####################

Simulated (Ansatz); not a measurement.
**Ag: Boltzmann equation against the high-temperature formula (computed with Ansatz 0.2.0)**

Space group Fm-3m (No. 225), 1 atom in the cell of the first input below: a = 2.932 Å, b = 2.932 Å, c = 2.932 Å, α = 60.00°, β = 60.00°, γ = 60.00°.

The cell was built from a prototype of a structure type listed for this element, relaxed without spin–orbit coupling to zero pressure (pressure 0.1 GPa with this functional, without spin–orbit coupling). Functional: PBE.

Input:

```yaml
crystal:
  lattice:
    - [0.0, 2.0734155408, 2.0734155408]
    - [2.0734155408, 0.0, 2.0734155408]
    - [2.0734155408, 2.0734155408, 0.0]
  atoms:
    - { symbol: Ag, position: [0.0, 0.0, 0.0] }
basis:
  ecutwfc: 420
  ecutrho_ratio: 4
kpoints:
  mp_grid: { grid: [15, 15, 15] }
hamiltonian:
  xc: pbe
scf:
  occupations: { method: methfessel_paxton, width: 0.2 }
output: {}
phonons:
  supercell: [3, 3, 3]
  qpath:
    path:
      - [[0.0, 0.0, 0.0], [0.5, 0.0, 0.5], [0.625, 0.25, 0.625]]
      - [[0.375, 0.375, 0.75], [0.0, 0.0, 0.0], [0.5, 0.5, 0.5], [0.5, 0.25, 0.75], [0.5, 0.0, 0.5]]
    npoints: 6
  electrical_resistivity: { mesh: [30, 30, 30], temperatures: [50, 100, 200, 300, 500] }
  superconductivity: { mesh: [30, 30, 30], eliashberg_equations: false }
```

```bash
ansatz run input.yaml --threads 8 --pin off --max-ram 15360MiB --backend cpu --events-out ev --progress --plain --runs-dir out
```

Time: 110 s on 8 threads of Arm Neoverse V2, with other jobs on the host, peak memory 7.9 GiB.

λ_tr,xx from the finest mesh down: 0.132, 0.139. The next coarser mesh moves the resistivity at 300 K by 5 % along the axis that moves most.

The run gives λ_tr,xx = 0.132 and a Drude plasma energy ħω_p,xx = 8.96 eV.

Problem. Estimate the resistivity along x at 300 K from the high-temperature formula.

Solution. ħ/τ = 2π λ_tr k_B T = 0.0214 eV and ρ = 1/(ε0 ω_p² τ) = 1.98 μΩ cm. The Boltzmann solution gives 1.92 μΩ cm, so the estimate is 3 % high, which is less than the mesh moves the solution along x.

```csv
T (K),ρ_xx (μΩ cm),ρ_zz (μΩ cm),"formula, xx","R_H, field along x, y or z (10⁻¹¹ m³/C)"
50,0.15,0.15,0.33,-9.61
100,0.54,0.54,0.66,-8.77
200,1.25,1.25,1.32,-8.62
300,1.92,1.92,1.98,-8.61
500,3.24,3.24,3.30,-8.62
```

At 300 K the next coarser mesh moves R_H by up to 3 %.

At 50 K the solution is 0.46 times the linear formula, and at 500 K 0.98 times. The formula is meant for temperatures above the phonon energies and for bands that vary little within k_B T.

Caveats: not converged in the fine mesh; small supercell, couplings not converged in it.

####################

Work task => Repeat the material exactly. Begin with its first line and end with the line that has "Time: 110 s".

Your solution =>
Simulated (Ansatz); not a measurement.
**Ag: Boltzmann equation against the high-temperature formula (computed with Ansatz 0.2.0)**

Space group Fm-3m (No. 225), 1 atom in the cell of the first input below: a = 2.932 Å, b = 2.932 Å, c = 2.932 Å, α = 60.00°, β = 60.00°, γ = 60.00°.

The cell was built from a prototype of a structure type listed for this element, relaxed without spin–orbit coupling to zero pressure (pressure 0.1 GPa with this functional, without spin–orbit coupling). Functional: PBE.

Input:

```yaml
crystal:
  lattice:
    - [0.0, 2.0734155408, 2.0734155408]
    - [2.0734155408, 0.0, 2.0734155408]
    - [2.0734155408, 2.0734155408, 0.0]
  atoms:
    - { symbol: Ag, position: [0.0, 0.0, 0.0] }
basis:
  ecutwfc: 420
  ecutrho_ratio: 4
kpoints:
  mp_grid: { grid: [15, 15, 15] }
hamiltonian:
  xc: pbe
scf:
  occupations: { method: methfessel_paxton, width: 0.2 }
output: {}
phonons:
  supercell: [3, 3, 3]
  qpath:
    path:
      - [[0.0, 0.0, 0.0], [0.5, 0.0, 0.5], [0.625, 0.25, 0.625]]
      - [[0.375, 0.375, 0.75], [0.0, 0.0, 0.0], [0.5, 0.5, 0.5], [0.5, 0.25, 0.75], [0.5, 0.0, 0.5]]
    npoints: 6
  electrical_resistivity: { mesh: [30, 30, 30], temperatures: [50, 100, 200, 300, 500] }
  superconductivity: { mesh: [30, 30, 30], eliashberg_equations: false }
```

```bash
ansatz run input.yaml --threads 8 --pin off --max-ram 15360MiB --backend cpu --events-out ev --progress --plain --runs-dir out
```

Time: 110 s on 8 threads of Arm Neoverse V2, with other jobs on the host, peak memory 7.9 GiB.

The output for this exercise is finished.